________________________________________

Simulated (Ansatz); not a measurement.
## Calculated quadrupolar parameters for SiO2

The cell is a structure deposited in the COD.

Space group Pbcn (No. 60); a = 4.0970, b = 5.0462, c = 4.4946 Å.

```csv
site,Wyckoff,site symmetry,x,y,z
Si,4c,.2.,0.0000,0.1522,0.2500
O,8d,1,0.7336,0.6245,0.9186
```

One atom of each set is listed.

________________________________________

Each entry is to be written out exactly as it was given.

Simulated (Ansatz); not a measurement.
## Calculated quadrupolar parameters for SiO2

The cell is a structure deposited in the COD.

Space group Pbcn (No. 60); a = 4.0970, b = 5.0462, c = 4.4946 Å.

```csv
site,Wyckoff,site symmetry,x,y,z
Si,4c,.2.,0.0000,0.1522,0.2500
O,8d,1,0.7336,0.6245,0.9186
```

One atom of each set is listed.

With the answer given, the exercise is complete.